Information shown
------------------------------------------------------------

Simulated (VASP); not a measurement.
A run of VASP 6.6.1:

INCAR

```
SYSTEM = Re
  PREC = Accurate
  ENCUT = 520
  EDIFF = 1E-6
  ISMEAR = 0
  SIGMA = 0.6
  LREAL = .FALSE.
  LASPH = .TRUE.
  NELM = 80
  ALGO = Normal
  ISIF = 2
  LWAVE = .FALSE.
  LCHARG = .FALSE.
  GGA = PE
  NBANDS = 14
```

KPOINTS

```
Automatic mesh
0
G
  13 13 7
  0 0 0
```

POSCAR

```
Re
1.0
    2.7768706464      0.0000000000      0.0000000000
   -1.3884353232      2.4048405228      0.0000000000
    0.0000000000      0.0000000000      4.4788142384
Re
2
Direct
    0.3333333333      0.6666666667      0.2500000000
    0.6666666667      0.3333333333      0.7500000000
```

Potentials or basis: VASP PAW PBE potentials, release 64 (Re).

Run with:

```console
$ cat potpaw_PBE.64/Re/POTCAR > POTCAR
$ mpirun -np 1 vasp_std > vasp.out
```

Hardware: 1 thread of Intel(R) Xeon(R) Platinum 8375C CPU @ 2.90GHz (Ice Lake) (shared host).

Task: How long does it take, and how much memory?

------------------------------------------------------------

Work request
Type out the records above again, exactly the same.

Exercise solution
Simulated (VASP); not a measurement.
A run of VASP 6.6.1:

INCAR

```
SYSTEM = Re
  PREC = Accurate
  ENCUT = 520
  EDIFF = 1E-6
  ISMEAR = 0
  SIGMA = 0.6
  LREAL = .FALSE.
  LASPH = .TRUE.
  NELM = 80
  ALGO = Normal
  ISIF = 2
  LWAVE = .FALSE.
  LCHARG = .FALSE.
  GGA = PE
  NBANDS = 14
```

KPOINTS

```
Automatic mesh
0
G
  13 13 7
  0 0 0
```

POSCAR

```
Re
1.0
    2.7768706464      0.0000000000      0.0000000000
   -1.3884353232      2.4048405228      0.0000000000
    0.0000000000      0.0000000000      4.4788142384
Re
2
Direct
    0.3333333333      0.6666666667      0.2500000000
    0.6666666667      0.3333333333      0.7500000000
```

Potentials or basis: VASP PAW PBE potentials, release 64 (Re).

Run with:

```console
$ cat potpaw_PBE.64/Re/POTCAR > POTCAR
$ mpirun -np 1 vasp_std > vasp.out
```

Hardware: 1 thread of Intel(R) Xeon(R) Platinum 8375C CPU @ 2.90GHz (Ice Lake) (shared host).

Task: How long does it take, and how much memory?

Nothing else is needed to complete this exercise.